# # # # #

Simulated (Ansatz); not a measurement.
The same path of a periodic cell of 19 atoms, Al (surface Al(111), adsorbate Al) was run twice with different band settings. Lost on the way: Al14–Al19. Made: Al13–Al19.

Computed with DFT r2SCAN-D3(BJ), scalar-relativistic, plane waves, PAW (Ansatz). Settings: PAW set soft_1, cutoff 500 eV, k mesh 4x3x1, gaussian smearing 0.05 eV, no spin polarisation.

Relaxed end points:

# # # # #

--- ASSIGNMENT ---
Only the data above, repeated exactly, should make up the reply.

--- EXERCISE RESPONSE ---
Simulated (Ansatz); not a measurement.
The same path of a periodic cell of 19 atoms, Al (surface Al(111), adsorbate Al) was run twice with different band settings. Lost on the way: Al14–Al19. Made: Al13–Al19.

Computed with DFT r2SCAN-D3(BJ), scalar-relativistic, plane waves, PAW (Ansatz). Settings: PAW set soft_1, cutoff 500 eV, k mesh 4x3x1, gaussian smearing 0.05 eV, no spin polarisation.

Relaxed end points:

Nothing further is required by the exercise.